▶ Action item: Output the data word for word. Begin at its first line and end at the line with "The sums over".

▶ Supplied records:
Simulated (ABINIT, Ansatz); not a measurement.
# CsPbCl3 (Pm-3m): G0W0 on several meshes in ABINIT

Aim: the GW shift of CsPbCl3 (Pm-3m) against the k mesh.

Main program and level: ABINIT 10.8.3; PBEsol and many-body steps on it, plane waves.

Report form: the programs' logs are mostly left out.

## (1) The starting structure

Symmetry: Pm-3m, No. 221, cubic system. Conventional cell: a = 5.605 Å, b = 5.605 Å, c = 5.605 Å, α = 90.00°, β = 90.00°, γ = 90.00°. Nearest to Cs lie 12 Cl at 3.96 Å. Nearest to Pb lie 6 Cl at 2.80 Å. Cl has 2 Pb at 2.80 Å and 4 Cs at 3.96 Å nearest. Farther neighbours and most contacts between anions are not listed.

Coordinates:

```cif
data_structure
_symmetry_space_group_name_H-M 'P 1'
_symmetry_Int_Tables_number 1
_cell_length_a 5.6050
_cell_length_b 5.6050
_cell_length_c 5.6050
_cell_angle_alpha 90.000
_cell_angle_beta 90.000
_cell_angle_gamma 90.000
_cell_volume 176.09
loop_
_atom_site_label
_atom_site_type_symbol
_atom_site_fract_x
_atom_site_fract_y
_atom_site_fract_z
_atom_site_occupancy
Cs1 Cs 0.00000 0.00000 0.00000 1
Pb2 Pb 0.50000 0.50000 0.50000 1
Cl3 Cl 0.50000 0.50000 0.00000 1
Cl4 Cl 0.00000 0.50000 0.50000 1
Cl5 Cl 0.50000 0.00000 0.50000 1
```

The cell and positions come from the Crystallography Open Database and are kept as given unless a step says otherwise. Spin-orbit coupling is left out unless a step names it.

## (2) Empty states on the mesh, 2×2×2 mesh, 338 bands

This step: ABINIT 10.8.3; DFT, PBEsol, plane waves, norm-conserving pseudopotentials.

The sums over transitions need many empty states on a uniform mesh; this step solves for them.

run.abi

▶ Written response:
Simulated (ABINIT, Ansatz); not a measurement.
# CsPbCl3 (Pm-3m): G0W0 on several meshes in ABINIT

Aim: the GW shift of CsPbCl3 (Pm-3m) against the k mesh.

Main program and level: ABINIT 10.8.3; PBEsol and many-body steps on it, plane waves.

Report form: the programs' logs are mostly left out.

## (1) The starting structure

Symmetry: Pm-3m, No. 221, cubic system. Conventional cell: a = 5.605 Å, b = 5.605 Å, c = 5.605 Å, α = 90.00°, β = 90.00°, γ = 90.00°. Nearest to Cs lie 12 Cl at 3.96 Å. Nearest to Pb lie 6 Cl at 2.80 Å. Cl has 2 Pb at 2.80 Å and 4 Cs at 3.96 Å nearest. Farther neighbours and most contacts between anions are not listed.

Coordinates:

```cif
data_structure
_symmetry_space_group_name_H-M 'P 1'
_symmetry_Int_Tables_number 1
_cell_length_a 5.6050
_cell_length_b 5.6050
_cell_length_c 5.6050
_cell_angle_alpha 90.000
_cell_angle_beta 90.000
_cell_angle_gamma 90.000
_cell_volume 176.09
loop_
_atom_site_label
_atom_site_type_symbol
_atom_site_fract_x
_atom_site_fract_y
_atom_site_fract_z
_atom_site_occupancy
Cs1 Cs 0.00000 0.00000 0.00000 1
Pb2 Pb 0.50000 0.50000 0.50000 1
Cl3 Cl 0.50000 0.50000 0.00000 1
Cl4 Cl 0.00000 0.50000 0.50000 1
Cl5 Cl 0.50000 0.00000 0.50000 1
```

The cell and positions come from the Crystallography Open Database and are kept as given unless a step says otherwise. Spin-orbit coupling is left out unless a step names it.

## (2) Empty states on the mesh, 2×2×2 mesh, 338 bands

This step: ABINIT 10.8.3; DFT, PBEsol, plane waves, norm-conserving pseudopotentials.

The sums over transitions need many empty states on a uniform mesh; this step solves for them.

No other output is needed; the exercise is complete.